### ASSIGNMENT
Nothing outside the range is wanted. Repeat exactly the lines below from the one with "pressure (GPa): 18.8" through the one with "Task: Which values does Ansatz return?".

DATA SUPPLIED Start Marker
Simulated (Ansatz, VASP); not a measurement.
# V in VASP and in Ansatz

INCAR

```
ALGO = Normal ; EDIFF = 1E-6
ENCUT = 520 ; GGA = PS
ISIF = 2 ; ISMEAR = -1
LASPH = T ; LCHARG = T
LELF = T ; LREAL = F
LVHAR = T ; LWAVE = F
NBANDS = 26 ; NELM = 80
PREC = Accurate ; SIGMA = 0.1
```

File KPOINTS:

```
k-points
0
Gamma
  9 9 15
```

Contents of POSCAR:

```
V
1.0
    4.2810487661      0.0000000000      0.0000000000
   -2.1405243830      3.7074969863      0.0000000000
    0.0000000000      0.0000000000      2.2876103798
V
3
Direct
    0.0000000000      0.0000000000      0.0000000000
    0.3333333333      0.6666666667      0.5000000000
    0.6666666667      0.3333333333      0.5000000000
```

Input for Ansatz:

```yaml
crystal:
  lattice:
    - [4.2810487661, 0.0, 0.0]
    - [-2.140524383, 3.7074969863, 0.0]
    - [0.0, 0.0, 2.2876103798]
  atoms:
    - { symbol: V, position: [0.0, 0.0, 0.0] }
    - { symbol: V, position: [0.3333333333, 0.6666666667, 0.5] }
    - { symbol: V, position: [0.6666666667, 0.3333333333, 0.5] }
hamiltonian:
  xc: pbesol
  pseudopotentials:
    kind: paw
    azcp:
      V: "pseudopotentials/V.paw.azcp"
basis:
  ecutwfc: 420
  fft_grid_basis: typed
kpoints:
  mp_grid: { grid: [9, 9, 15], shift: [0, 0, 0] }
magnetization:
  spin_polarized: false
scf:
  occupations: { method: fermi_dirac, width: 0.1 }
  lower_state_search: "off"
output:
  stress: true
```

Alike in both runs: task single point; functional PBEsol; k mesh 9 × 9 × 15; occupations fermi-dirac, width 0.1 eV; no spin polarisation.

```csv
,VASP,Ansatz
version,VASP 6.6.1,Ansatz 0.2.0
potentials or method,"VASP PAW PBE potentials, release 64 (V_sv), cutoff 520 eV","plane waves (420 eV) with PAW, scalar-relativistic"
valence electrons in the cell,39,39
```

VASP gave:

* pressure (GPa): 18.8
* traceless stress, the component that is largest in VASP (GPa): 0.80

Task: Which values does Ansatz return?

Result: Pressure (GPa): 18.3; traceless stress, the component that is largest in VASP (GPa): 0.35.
DATA SUPPLIED End Marker

### RESPONSE
* pressure (GPa): 18.8
* traceless stress, the component that is largest in VASP (GPa): 0.80

Task: Which values does Ansatz return?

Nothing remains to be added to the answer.